→ WORK REQUEST
Every entry that follows is to be duplicated exactly.

*** SUPPLIED DATA Section Begins ***

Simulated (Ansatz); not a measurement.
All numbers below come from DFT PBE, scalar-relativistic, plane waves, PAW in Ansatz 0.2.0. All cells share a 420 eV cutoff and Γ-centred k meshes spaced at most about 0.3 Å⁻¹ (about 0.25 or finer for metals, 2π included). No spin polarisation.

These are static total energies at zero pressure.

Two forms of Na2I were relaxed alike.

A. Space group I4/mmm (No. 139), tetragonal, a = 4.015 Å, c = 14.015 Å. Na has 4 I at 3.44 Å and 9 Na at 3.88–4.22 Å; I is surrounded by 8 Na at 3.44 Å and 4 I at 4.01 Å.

*** SUPPLIED DATA Section Ends ***

→ RESULT
Simulated (Ansatz); not a measurement.
All numbers below come from DFT PBE, scalar-relativistic, plane waves, PAW in Ansatz 0.2.0. All cells share a 420 eV cutoff and Γ-centred k meshes spaced at most about 0.3 Å⁻¹ (about 0.25 or finer for metals, 2π included). No spin polarisation.

These are static total energies at zero pressure.

Two forms of Na2I were relaxed alike.

A. Space group I4/mmm (No. 139), tetragonal, a = 4.015 Å, c = 14.015 Å. Na has 4 I at 3.44 Å and 9 Na at 3.88–4.22 Å; I is surrounded by 8 Na at 3.44 Å and 4 I at 4.01 Å.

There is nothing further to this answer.